» Work request:
Output, without any change, the listing below from its opening line up to and including the line with "0.6667 | 0.2500 |".

BEGIN
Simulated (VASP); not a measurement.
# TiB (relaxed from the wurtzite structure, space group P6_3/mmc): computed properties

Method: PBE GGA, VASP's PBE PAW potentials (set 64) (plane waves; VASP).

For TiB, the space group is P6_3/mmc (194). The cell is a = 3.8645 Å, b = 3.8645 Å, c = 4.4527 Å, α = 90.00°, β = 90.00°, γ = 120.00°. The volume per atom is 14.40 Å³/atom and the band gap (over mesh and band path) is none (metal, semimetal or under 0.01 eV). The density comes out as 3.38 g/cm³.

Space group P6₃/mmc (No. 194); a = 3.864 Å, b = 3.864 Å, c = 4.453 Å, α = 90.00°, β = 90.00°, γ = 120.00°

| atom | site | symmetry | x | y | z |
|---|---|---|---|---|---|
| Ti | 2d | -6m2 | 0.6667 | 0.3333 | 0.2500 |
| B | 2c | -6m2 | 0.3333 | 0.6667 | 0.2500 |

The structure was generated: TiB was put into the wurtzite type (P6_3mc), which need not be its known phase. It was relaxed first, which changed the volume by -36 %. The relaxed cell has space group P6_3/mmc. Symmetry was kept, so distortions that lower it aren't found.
END

» Exercise response:
Simulated (VASP); not a measurement.
# TiB (relaxed from the wurtzite structure, space group P6_3/mmc): computed properties

Method: PBE GGA, VASP's PBE PAW potentials (set 64) (plane waves; VASP).

For TiB, the space group is P6_3/mmc (194). The cell is a = 3.8645 Å, b = 3.8645 Å, c = 4.4527 Å, α = 90.00°, β = 90.00°, γ = 120.00°. The volume per atom is 14.40 Å³/atom and the band gap (over mesh and band path) is none (metal, semimetal or under 0.01 eV). The density comes out as 3.38 g/cm³.

Space group P6₃/mmc (No. 194); a = 3.864 Å, b = 3.864 Å, c = 4.453 Å, α = 90.00°, β = 90.00°, γ = 120.00°

| atom | site | symmetry | x | y | z |
|---|---|---|---|---|---|
| Ti | 2d | -6m2 | 0.6667 | 0.3333 | 0.2500 |
| B | 2c | -6m2 | 0.3333 | 0.6667 | 0.2500 |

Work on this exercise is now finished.